Action item.
Word for word, restate the lines of the data from the first through the one containing "Question: Give the", and nothing else.

Extracted entries.
☆ ☆ ☆

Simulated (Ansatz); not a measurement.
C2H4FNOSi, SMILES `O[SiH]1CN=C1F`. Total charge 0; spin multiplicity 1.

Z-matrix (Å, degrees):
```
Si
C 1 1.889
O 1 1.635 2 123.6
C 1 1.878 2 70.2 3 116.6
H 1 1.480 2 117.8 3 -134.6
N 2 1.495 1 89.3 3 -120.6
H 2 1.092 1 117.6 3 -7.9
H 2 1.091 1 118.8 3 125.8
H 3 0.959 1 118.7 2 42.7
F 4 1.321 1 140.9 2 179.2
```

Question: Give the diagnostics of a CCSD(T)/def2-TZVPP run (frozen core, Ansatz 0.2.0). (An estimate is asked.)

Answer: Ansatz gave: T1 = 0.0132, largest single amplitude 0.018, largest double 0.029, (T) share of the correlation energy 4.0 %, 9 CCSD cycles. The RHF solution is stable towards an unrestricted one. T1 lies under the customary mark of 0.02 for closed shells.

☆ ☆ ☆

Answer area.
Simulated (Ansatz); not a measurement.
C2H4FNOSi, SMILES `O[SiH]1CN=C1F`. Total charge 0; spin multiplicity 1.

Z-matrix (Å, degrees):
```
Si
C 1 1.889
O 1 1.635 2 123.6
C 1 1.878 2 70.2 3 116.6
H 1 1.480 2 117.8 3 -134.6
N 2 1.495 1 89.3 3 -120.6
H 2 1.092 1 117.6 3 -7.9
H 2 1.091 1 118.8 3 125.8
H 3 0.959 1 118.7 2 42.7
F 4 1.321 1 140.9 2 179.2
```

Question: Give the diagnostics of a CCSD(T)/def2-TZVPP run (frozen core, Ansatz 0.2.0). (An estimate is asked.)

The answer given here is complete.